_Work task:_ Up to and including the line that contains "Problem. What does", reproduce every line exactly, beginning with the first line below.

_ _ _ _ _

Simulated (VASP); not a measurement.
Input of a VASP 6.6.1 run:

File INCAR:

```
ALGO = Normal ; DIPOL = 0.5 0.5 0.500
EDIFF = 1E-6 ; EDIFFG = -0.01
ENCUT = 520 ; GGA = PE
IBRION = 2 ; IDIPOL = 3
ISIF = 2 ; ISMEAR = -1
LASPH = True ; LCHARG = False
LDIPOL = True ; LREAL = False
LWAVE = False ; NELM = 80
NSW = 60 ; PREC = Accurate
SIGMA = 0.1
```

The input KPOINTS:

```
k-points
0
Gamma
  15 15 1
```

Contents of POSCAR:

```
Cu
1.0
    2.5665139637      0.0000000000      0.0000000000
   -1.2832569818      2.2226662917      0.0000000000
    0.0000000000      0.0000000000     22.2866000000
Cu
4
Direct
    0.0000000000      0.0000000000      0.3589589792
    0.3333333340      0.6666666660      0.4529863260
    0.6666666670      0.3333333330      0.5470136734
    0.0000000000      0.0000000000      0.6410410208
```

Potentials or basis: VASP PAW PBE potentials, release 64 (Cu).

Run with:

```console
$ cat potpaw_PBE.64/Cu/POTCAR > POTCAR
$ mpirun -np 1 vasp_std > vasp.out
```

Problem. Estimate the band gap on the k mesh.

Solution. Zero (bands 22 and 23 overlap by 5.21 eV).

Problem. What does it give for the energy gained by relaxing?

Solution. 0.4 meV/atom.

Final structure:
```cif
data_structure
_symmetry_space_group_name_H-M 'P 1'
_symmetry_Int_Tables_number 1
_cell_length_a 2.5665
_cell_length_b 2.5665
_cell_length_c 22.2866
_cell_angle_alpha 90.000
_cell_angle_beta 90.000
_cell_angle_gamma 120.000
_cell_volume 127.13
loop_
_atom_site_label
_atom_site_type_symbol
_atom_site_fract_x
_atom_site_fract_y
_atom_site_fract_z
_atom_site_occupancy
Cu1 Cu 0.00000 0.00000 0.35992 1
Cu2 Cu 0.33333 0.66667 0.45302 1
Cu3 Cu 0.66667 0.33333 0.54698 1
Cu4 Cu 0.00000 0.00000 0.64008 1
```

_ _ _ _ _

_Written response:_
Simulated (VASP); not a measurement.
Input of a VASP 6.6.1 run:

File INCAR:

```
ALGO = Normal ; DIPOL = 0.5 0.5 0.500
EDIFF = 1E-6 ; EDIFFG = -0.01
ENCUT = 520 ; GGA = PE
IBRION = 2 ; IDIPOL = 3
ISIF = 2 ; ISMEAR = -1
LASPH = True ; LCHARG = False
LDIPOL = True ; LREAL = False
LWAVE = False ; NELM = 80
NSW = 60 ; PREC = Accurate
SIGMA = 0.1
```

The input KPOINTS:

```
k-points
0
Gamma
  15 15 1
```

Contents of POSCAR:

```
Cu
1.0
    2.5665139637      0.0000000000      0.0000000000
   -1.2832569818      2.2226662917      0.0000000000
    0.0000000000      0.0000000000     22.2866000000
Cu
4
Direct
    0.0000000000      0.0000000000      0.3589589792
    0.3333333340      0.6666666660      0.4529863260
    0.6666666670      0.3333333330      0.5470136734
    0.0000000000      0.0000000000      0.6410410208
```

Potentials or basis: VASP PAW PBE potentials, release 64 (Cu).

Run with:

```console
$ cat potpaw_PBE.64/Cu/POTCAR > POTCAR
$ mpirun -np 1 vasp_std > vasp.out
```

Problem. Estimate the band gap on the k mesh.

Solution. Zero (bands 22 and 23 overlap by 5.21 eV).

Problem. What does it give for the energy gained by relaxing?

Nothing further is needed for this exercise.